◆ Brief ◆
Write out, precisely and in full, each line of the material.

◆ Study material ◆
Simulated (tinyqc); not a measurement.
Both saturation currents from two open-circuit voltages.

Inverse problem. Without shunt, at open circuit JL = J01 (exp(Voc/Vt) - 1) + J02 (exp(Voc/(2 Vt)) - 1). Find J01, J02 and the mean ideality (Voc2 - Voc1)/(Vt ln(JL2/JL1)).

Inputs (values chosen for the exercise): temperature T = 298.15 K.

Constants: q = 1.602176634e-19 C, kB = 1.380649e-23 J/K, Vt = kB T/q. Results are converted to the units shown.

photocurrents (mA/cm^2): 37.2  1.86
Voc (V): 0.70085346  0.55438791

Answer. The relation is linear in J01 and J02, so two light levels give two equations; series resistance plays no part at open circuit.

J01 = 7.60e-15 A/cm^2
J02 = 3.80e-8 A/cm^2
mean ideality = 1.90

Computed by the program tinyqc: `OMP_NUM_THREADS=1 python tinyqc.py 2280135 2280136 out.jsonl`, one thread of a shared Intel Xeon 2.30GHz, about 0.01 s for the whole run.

◆ Task response ◆
Simulated (tinyqc); not a measurement.
Both saturation currents from two open-circuit voltages.

Inverse problem. Without shunt, at open circuit JL = J01 (exp(Voc/Vt) - 1) + J02 (exp(Voc/(2 Vt)) - 1). Find J01, J02 and the mean ideality (Voc2 - Voc1)/(Vt ln(JL2/JL1)).

Inputs (values chosen for the exercise): temperature T = 298.15 K.

Constants: q = 1.602176634e-19 C, kB = 1.380649e-23 J/K, Vt = kB T/q. Results are converted to the units shown.

photocurrents (mA/cm^2): 37.2  1.86
Voc (V): 0.70085346  0.55438791

Answer. The relation is linear in J01 and J02, so two light levels give two equations; series resistance plays no part at open circuit.

J01 = 7.60e-15 A/cm^2
J02 = 3.80e-8 A/cm^2
mean ideality = 1.90

Computed by the program tinyqc: `OMP_NUM_THREADS=1 python tinyqc.py 2280135 2280136 out.jsonl`, one thread of a shared Intel Xeon 2.30GHz, about 0.01 s for the whole run.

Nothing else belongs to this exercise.